▶ [Dataset extract]
-*-*-

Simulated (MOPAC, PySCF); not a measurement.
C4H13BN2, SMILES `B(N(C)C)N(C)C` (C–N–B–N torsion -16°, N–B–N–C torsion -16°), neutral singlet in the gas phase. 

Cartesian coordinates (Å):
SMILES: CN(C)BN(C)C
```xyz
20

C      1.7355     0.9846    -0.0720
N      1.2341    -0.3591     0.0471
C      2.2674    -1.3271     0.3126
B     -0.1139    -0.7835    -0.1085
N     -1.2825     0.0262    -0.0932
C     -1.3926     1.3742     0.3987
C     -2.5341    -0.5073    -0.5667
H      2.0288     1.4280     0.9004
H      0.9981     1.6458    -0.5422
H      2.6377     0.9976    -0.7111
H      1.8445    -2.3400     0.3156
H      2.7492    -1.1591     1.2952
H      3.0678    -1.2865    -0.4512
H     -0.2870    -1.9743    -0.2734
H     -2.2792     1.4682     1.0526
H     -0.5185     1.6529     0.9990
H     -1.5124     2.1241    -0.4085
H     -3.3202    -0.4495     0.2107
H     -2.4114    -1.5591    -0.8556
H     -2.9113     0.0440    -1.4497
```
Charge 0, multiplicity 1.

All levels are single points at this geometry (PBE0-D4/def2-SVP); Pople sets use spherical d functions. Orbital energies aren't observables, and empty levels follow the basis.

-*-*-

▶ [Requirement] All of the records should be transcribed exactly, with nothing left out.

▶ [Task response]
Simulated (MOPAC, PySCF); not a measurement.
C4H13BN2, SMILES `B(N(C)C)N(C)C` (C–N–B–N torsion -16°, N–B–N–C torsion -16°), neutral singlet in the gas phase. 

Cartesian coordinates (Å):
SMILES: CN(C)BN(C)C
```xyz
20

C      1.7355     0.9846    -0.0720
N      1.2341    -0.3591     0.0471
C      2.2674    -1.3271     0.3126
B     -0.1139    -0.7835    -0.1085
N     -1.2825     0.0262    -0.0932
C     -1.3926     1.3742     0.3987
C     -2.5341    -0.5073    -0.5667
H      2.0288     1.4280     0.9004
H      0.9981     1.6458    -0.5422
H      2.6377     0.9976    -0.7111
H      1.8445    -2.3400     0.3156
H      2.7492    -1.1591     1.2952
H      3.0678    -1.2865    -0.4512
H     -0.2870    -1.9743    -0.2734
H     -2.2792     1.4682     1.0526
H     -0.5185     1.6529     0.9990
H     -1.5124     2.1241    -0.4085
H     -3.3202    -0.4495     0.2107
H     -2.4114    -1.5591    -0.8556
H     -2.9113     0.0440    -1.4497
```
Charge 0, multiplicity 1.

All levels are single points at this geometry (PBE0-D4/def2-SVP); Pople sets use spherical d functions. Orbital energies aren't observables, and empty levels follow the basis.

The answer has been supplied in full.